• _WORK REQUEST_
Repeat the records below exactly, beginning at the first line and finishing with the line that contains "# Decaying states in the gap of SrMgSeS".

• _EXCERPTED RECORDS_
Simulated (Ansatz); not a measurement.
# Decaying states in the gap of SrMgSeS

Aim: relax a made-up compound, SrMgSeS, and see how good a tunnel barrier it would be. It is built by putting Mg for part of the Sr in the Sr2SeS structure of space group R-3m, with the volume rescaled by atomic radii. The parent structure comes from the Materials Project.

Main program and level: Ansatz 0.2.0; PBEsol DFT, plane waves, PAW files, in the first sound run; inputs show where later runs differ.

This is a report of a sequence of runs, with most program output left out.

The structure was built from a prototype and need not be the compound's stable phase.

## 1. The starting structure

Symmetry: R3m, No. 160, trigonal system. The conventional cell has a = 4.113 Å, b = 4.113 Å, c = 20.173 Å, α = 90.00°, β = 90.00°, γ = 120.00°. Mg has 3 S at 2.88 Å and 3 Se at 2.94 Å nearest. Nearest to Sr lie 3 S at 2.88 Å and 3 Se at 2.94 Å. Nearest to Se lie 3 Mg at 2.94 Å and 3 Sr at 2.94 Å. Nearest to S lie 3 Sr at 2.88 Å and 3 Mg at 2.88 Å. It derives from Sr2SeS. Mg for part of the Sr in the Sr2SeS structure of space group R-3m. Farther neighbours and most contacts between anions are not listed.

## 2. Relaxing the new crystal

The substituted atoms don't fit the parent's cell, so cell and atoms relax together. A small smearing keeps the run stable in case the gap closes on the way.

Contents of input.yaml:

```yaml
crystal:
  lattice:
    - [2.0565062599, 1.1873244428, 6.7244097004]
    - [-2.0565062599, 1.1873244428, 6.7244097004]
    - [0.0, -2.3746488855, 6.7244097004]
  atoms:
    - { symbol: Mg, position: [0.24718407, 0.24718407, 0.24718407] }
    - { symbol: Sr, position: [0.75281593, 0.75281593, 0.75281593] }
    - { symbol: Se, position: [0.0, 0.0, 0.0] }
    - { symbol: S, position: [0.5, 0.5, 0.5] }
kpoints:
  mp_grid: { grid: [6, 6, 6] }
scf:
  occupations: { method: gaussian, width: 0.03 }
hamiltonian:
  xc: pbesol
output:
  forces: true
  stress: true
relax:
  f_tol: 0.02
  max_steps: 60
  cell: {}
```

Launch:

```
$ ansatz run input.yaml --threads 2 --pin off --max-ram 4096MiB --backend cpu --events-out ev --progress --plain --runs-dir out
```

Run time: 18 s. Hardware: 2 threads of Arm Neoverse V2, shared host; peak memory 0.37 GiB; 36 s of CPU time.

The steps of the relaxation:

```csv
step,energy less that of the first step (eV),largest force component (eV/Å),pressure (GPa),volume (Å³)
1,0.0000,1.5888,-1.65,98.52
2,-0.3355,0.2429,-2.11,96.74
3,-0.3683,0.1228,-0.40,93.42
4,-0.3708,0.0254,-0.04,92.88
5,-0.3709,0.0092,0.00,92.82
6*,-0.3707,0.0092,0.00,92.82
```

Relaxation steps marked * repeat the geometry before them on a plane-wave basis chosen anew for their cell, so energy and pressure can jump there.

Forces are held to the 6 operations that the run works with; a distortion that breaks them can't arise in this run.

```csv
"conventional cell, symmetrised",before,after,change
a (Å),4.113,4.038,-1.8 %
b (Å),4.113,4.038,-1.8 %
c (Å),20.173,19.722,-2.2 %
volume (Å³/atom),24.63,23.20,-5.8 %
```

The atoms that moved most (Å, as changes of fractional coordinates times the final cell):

• _TASK SOLUTION_
Simulated (Ansatz); not a measurement.
# Decaying states in the gap of SrMgSeS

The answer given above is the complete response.